Supplied information:
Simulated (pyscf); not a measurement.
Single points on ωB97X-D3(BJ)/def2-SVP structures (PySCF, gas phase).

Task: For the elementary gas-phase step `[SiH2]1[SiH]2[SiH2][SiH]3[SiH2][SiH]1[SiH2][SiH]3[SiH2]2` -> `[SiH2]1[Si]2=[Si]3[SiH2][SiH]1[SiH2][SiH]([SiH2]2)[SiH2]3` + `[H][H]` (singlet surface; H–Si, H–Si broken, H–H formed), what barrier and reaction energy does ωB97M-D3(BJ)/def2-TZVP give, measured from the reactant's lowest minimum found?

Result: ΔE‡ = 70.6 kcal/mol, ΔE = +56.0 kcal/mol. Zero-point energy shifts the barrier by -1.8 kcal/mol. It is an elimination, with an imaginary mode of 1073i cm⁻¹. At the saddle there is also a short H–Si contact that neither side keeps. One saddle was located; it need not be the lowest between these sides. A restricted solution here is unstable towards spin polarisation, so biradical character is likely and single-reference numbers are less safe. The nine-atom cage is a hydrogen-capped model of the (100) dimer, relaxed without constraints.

Assignment: Give an exact copy of the lines above, from the top of the records to the line that contains "Task: For the", taking in both ends.

Your response:
Simulated (pyscf); not a measurement.
Single points on ωB97X-D3(BJ)/def2-SVP structures (PySCF, gas phase).

Task: For the elementary gas-phase step `[SiH2]1[SiH]2[SiH2][SiH]3[SiH2][SiH]1[SiH2][SiH]3[SiH2]2` -> `[SiH2]1[Si]2=[Si]3[SiH2][SiH]1[SiH2][SiH]([SiH2]2)[SiH2]3` + `[H][H]` (singlet surface; H–Si, H–Si broken, H–H formed), what barrier and reaction energy does ωB97M-D3(BJ)/def2-TZVP give, measured from the reactant's lowest minimum found?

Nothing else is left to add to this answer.